From the data below, set down exactly the lines between the one holding "Start from HgO" and the one holding "Modification: every Hg", inclusive, and no others.

Start of Given records

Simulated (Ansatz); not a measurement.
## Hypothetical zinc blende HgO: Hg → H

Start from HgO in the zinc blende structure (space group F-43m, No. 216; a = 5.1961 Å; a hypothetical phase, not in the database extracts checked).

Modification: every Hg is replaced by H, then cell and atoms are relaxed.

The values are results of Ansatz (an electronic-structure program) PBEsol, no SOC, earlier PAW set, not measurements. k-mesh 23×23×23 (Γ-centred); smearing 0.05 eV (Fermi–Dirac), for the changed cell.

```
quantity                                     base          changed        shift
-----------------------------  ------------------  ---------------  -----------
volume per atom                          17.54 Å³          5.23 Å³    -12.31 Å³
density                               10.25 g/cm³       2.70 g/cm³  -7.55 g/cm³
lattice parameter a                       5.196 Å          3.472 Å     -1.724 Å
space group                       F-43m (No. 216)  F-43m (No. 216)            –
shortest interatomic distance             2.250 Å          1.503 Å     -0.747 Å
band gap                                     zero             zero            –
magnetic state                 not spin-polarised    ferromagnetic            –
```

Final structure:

End of Given records

■ **Answer box**:
Start from HgO in the zinc blende structure (space group F-43m, No. 216; a = 5.1961 Å; a hypothetical phase, not in the database extracts checked).

Modification: every Hg is replaced by H, then cell and atoms are relaxed.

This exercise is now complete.